Exercise data:
[Start of Attachment]

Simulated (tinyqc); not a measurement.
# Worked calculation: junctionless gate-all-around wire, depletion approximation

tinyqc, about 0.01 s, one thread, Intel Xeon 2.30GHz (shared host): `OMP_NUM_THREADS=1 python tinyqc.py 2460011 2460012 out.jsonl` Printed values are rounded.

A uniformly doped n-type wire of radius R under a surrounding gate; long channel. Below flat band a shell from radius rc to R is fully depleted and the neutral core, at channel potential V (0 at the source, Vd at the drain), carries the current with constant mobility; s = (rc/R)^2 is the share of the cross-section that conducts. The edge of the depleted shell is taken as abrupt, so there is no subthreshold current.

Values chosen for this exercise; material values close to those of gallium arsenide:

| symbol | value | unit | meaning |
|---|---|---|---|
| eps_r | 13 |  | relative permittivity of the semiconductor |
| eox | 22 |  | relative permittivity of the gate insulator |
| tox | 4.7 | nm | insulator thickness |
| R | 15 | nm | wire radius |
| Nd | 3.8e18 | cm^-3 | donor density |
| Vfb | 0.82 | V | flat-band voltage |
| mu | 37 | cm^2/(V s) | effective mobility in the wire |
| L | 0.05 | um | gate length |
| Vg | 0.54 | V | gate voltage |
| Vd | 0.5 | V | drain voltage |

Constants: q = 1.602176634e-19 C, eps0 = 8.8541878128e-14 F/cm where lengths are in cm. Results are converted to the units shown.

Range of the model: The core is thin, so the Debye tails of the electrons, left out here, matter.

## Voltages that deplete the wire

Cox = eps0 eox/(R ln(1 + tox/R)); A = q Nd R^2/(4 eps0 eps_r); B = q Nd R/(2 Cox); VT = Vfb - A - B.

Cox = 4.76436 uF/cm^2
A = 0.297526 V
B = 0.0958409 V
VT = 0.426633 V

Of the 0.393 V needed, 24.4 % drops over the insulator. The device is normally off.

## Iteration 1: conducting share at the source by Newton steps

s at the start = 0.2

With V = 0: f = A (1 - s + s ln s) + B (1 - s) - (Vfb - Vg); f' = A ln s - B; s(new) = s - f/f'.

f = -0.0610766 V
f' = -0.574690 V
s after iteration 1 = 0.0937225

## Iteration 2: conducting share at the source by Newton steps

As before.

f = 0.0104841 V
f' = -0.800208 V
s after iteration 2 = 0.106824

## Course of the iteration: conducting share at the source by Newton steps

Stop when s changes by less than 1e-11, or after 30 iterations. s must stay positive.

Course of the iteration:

[End of Attachment]

Your response should be the lines above from the first to the one containing "donor density |", inclusive, each given exactly.

Exercise solution:
Simulated (tinyqc); not a measurement.
# Worked calculation: junctionless gate-all-around wire, depletion approximation

tinyqc, about 0.01 s, one thread, Intel Xeon 2.30GHz (shared host): `OMP_NUM_THREADS=1 python tinyqc.py 2460011 2460012 out.jsonl` Printed values are rounded.

A uniformly doped n-type wire of radius R under a surrounding gate; long channel. Below flat band a shell from radius rc to R is fully depleted and the neutral core, at channel potential V (0 at the source, Vd at the drain), carries the current with constant mobility; s = (rc/R)^2 is the share of the cross-section that conducts. The edge of the depleted shell is taken as abrupt, so there is no subthreshold current.

Values chosen for this exercise; material values close to those of gallium arsenide:

| symbol | value | unit | meaning |
|---|---|---|---|
| eps_r | 13 |  | relative permittivity of the semiconductor |
| eox | 22 |  | relative permittivity of the gate insulator |
| tox | 4.7 | nm | insulator thickness |
| R | 15 | nm | wire radius |
| Nd | 3.8e18 | cm^-3 | donor density |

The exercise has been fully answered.